◆ **LISTED RECORDS**:
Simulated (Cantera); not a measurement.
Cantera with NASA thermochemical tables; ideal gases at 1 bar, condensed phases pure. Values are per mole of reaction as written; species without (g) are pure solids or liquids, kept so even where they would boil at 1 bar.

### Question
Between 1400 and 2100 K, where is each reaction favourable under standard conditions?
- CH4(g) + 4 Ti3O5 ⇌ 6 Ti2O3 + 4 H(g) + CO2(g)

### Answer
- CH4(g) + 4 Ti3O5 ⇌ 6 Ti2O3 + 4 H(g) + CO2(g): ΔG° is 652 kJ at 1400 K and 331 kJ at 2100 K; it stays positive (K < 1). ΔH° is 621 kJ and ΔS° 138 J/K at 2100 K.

◆ **ASSIGNMENT**: Retype exactly the lines above, from the one with "Cantera with NASA" through the one with "Between 1400 and", inclusive.

◆ **YOUR RESPONSE**:
Cantera with NASA thermochemical tables; ideal gases at 1 bar, condensed phases pure. Values are per mole of reaction as written; species without (g) are pure solids or liquids, kept so even where they would boil at 1 bar.

### Question
Between 1400 and 2100 K, where is each reaction favourable under standard conditions?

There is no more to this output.